Exercise: Repeat all entries exactly.

--- START ---
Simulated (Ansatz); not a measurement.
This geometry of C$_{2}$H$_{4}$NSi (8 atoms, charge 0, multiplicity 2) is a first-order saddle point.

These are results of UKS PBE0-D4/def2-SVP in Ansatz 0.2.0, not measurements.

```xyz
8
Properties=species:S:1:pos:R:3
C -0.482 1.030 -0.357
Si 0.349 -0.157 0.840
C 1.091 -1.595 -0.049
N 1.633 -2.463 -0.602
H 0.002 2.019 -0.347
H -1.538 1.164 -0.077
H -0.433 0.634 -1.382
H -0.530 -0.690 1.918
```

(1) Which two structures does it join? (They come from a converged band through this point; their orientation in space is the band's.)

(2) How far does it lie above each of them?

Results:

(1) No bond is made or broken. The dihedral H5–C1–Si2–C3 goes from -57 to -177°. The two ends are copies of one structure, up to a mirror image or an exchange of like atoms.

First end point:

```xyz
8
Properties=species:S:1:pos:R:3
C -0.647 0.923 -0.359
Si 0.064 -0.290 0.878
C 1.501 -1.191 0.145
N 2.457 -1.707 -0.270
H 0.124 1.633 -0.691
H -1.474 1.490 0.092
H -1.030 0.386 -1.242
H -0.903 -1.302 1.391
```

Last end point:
--- END ---

Result:
Simulated (Ansatz); not a measurement.
This geometry of C$_{2}$H$_{4}$NSi (8 atoms, charge 0, multiplicity 2) is a first-order saddle point.

These are results of UKS PBE0-D4/def2-SVP in Ansatz 0.2.0, not measurements.

```xyz
8
Properties=species:S:1:pos:R:3
C -0.482 1.030 -0.357
Si 0.349 -0.157 0.840
C 1.091 -1.595 -0.049
N 1.633 -2.463 -0.602
H 0.002 2.019 -0.347
H -1.538 1.164 -0.077
H -0.433 0.634 -1.382
H -0.530 -0.690 1.918
```

(1) Which two structures does it join? (They come from a converged band through this point; their orientation in space is the band's.)

(2) How far does it lie above each of them?

Results:

(1) No bond is made or broken. The dihedral H5–C1–Si2–C3 goes from -57 to -177°. The two ends are copies of one structure, up to a mirror image or an exchange of like atoms.

First end point:

```xyz
8
Properties=species:S:1:pos:R:3
C -0.647 0.923 -0.359
Si 0.064 -0.290 0.878
C 1.501 -1.191 0.145
N 2.457 -1.707 -0.270
H 0.124 1.633 -0.691
H -1.474 1.490 0.092
H -1.030 0.386 -1.242
H -0.903 -1.302 1.391
```

Last end point:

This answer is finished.